● EXERCISE: Exact copies of all the entries below are expected in the answer.

************
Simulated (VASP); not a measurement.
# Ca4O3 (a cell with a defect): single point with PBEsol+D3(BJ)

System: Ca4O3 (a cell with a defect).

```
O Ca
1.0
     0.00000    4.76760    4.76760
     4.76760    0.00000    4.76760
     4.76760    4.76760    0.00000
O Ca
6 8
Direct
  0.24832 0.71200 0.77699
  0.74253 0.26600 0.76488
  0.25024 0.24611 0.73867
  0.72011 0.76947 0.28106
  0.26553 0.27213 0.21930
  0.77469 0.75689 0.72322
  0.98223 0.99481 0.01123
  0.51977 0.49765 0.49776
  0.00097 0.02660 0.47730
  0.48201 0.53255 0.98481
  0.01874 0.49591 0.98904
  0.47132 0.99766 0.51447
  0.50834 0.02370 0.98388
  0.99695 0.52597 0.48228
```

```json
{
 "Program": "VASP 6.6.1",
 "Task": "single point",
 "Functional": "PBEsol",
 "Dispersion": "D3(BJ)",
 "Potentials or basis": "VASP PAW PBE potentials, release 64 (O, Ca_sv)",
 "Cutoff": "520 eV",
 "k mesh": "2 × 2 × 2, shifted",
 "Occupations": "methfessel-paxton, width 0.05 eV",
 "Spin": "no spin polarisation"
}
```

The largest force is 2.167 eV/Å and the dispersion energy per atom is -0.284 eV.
************

● REPLY:
Simulated (VASP); not a measurement.
# Ca4O3 (a cell with a defect): single point with PBEsol+D3(BJ)

System: Ca4O3 (a cell with a defect).

```
O Ca
1.0
     0.00000    4.76760    4.76760
     4.76760    0.00000    4.76760
     4.76760    4.76760    0.00000
O Ca
6 8
Direct
  0.24832 0.71200 0.77699
  0.74253 0.26600 0.76488
  0.25024 0.24611 0.73867
  0.72011 0.76947 0.28106
  0.26553 0.27213 0.21930
  0.77469 0.75689 0.72322
  0.98223 0.99481 0.01123
  0.51977 0.49765 0.49776
  0.00097 0.02660 0.47730
  0.48201 0.53255 0.98481
  0.01874 0.49591 0.98904
  0.47132 0.99766 0.51447
  0.50834 0.02370 0.98388
  0.99695 0.52597 0.48228
```

```json
{
 "Program": "VASP 6.6.1",
 "Task": "single point",
 "Functional": "PBEsol",
 "Dispersion": "D3(BJ)",
 "Potentials or basis": "VASP PAW PBE potentials, release 64 (O, Ca_sv)",
 "Cutoff": "520 eV",
 "k mesh": "2 × 2 × 2, shifted",
 "Occupations": "methfessel-paxton, width 0.05 eV",
 "Spin": "no spin polarisation"
}
```

The largest force is 2.167 eV/Å and the dispersion energy per atom is -0.284 eV.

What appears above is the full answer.